*** Begin section ***
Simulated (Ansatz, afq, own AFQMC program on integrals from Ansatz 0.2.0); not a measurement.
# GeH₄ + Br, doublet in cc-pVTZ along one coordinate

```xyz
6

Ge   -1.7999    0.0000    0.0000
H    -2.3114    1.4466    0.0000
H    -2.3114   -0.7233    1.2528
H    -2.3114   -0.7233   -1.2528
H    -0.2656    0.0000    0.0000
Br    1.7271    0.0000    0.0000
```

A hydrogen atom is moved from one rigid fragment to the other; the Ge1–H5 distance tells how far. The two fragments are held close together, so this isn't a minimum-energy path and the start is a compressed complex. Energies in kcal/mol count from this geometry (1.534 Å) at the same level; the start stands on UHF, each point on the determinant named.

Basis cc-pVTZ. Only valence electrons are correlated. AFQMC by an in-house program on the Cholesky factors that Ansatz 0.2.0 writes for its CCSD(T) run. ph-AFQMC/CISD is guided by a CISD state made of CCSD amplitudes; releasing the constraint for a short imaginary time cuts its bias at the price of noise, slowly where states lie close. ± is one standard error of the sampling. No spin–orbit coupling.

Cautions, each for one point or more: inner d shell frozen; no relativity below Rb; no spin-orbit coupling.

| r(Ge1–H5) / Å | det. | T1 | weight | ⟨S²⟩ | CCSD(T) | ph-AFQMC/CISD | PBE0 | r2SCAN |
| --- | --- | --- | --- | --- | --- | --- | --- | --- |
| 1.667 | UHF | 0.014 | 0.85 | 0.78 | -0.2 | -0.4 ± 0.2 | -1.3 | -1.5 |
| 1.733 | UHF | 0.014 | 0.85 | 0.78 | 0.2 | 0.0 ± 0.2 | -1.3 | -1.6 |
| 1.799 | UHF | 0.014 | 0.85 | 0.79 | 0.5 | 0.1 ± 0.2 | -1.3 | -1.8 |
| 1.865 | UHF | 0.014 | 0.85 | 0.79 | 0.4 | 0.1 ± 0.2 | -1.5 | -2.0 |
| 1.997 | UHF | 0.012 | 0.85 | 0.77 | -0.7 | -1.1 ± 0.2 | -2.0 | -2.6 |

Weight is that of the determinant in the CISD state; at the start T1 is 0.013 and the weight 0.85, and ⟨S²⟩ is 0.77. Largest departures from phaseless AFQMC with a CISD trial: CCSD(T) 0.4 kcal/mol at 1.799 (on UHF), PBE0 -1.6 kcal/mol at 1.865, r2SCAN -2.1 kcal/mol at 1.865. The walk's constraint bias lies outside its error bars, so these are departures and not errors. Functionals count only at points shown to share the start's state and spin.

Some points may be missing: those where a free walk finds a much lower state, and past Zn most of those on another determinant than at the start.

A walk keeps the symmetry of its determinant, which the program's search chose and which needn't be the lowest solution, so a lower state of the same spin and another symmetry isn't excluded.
*** End section ***

- **Exercise**: Retype only the stretch of lines above starting at the one with "0.2 | -1.3 | -1.5 |" and stopping at the one with "0.2 | -2.0 | -2.6 |", exactly as written, with both kept.

- **Solution**:
| 1.667 | UHF | 0.014 | 0.85 | 0.78 | -0.2 | -0.4 ± 0.2 | -1.3 | -1.5 |
| 1.733 | UHF | 0.014 | 0.85 | 0.78 | 0.2 | 0.0 ± 0.2 | -1.3 | -1.6 |
| 1.799 | UHF | 0.014 | 0.85 | 0.79 | 0.5 | 0.1 ± 0.2 | -1.3 | -1.8 |
| 1.865 | UHF | 0.014 | 0.85 | 0.79 | 0.4 | 0.1 ± 0.2 | -1.5 | -2.0 |
| 1.997 | UHF | 0.012 | 0.85 | 0.77 | -0.7 | -1.1 ± 0.2 | -2.0 | -2.6 |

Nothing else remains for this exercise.